== Segment start ==
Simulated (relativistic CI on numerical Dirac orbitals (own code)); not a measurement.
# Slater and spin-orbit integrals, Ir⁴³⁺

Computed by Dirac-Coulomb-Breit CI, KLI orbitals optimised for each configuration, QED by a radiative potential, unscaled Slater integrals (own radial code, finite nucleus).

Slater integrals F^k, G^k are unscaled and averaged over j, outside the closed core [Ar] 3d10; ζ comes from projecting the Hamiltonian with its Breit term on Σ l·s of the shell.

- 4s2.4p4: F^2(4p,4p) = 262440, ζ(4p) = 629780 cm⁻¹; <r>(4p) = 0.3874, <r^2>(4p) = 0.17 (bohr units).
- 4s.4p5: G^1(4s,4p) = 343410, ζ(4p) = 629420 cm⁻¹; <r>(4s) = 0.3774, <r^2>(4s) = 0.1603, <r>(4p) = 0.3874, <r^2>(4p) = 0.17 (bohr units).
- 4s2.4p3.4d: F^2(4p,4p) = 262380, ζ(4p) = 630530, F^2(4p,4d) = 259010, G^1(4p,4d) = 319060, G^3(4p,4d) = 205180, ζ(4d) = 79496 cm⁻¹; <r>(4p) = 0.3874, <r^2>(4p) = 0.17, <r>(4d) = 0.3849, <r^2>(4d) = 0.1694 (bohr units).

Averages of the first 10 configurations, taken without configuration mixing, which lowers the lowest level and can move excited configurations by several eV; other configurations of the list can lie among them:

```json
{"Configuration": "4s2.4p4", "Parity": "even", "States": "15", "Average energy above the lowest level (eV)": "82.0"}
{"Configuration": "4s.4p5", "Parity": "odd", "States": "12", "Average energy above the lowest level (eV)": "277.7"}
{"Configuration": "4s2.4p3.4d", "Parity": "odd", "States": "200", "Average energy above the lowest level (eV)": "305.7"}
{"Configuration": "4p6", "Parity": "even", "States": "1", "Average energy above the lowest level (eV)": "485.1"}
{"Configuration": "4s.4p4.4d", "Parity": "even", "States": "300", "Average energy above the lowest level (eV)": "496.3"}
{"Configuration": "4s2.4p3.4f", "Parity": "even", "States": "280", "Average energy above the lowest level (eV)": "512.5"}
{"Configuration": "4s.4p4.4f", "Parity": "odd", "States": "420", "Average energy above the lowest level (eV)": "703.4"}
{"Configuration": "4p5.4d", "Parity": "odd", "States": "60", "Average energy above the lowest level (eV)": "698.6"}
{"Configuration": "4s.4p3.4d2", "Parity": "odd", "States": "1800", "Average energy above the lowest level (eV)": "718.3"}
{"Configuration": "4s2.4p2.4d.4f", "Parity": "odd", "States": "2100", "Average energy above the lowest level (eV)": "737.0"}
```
== Segment end ==

- _Action item_:
Quote the records above exactly, from the first line through the line containing "- 4s2.4p3.4d: F^2(4p,4p)", and nothing more.

- _Answer box_:
Simulated (relativistic CI on numerical Dirac orbitals (own code)); not a measurement.
# Slater and spin-orbit integrals, Ir⁴³⁺

Computed by Dirac-Coulomb-Breit CI, KLI orbitals optimised for each configuration, QED by a radiative potential, unscaled Slater integrals (own radial code, finite nucleus).

Slater integrals F^k, G^k are unscaled and averaged over j, outside the closed core [Ar] 3d10; ζ comes from projecting the Hamiltonian with its Breit term on Σ l·s of the shell.

- 4s2.4p4: F^2(4p,4p) = 262440, ζ(4p) = 629780 cm⁻¹; <r>(4p) = 0.3874, <r^2>(4p) = 0.17 (bohr units).
- 4s.4p5: G^1(4s,4p) = 343410, ζ(4p) = 629420 cm⁻¹; <r>(4s) = 0.3774, <r^2>(4s) = 0.1603, <r>(4p) = 0.3874, <r^2>(4p) = 0.17 (bohr units).
- 4s2.4p3.4d: F^2(4p,4p) = 262380, ζ(4p) = 630530, F^2(4p,4d) = 259010, G^1(4p,4d) = 319060, G^3(4p,4d) = 205180, ζ(4d) = 79496 cm⁻¹; <r>(4p) = 0.3874, <r^2>(4p) = 0.17, <r>(4d) = 0.3849, <r^2>(4d) = 0.1694 (bohr units).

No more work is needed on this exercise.